> **EXTRACTED DATA**:
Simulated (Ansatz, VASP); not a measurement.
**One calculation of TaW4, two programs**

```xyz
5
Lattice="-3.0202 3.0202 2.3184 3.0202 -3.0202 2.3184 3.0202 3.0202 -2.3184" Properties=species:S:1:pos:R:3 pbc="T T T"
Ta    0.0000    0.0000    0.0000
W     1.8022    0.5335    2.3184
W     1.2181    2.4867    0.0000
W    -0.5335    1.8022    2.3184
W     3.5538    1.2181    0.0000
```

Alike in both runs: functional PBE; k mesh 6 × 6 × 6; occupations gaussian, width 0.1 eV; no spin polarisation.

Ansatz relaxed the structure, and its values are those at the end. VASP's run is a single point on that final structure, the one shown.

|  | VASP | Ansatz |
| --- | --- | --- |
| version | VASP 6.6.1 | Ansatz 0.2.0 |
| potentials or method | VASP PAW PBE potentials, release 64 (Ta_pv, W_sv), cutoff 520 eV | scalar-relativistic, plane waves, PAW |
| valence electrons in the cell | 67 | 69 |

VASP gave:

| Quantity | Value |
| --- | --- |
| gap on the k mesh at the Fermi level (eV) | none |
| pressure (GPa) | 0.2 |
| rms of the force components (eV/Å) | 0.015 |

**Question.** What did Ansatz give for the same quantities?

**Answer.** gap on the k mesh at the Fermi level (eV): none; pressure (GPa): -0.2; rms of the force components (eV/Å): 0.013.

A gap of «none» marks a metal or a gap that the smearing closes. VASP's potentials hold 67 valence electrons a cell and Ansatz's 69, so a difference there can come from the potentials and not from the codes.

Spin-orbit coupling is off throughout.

> **ASSIGNMENT**:
What is needed is an exact repetition of the lines from the first line of the records through the line containing "Ansatz 0.2.0 |", both ends included, and nothing more.

> **YOUR RESPONSE**:
Simulated (Ansatz, VASP); not a measurement.
**One calculation of TaW4, two programs**

```xyz
5
Lattice="-3.0202 3.0202 2.3184 3.0202 -3.0202 2.3184 3.0202 3.0202 -2.3184" Properties=species:S:1:pos:R:3 pbc="T T T"
Ta    0.0000    0.0000    0.0000
W     1.8022    0.5335    2.3184
W     1.2181    2.4867    0.0000
W    -0.5335    1.8022    2.3184
W     3.5538    1.2181    0.0000
```

Alike in both runs: functional PBE; k mesh 6 × 6 × 6; occupations gaussian, width 0.1 eV; no spin polarisation.

Ansatz relaxed the structure, and its values are those at the end. VASP's run is a single point on that final structure, the one shown.

|  | VASP | Ansatz |
| --- | --- | --- |
| version | VASP 6.6.1 | Ansatz 0.2.0 |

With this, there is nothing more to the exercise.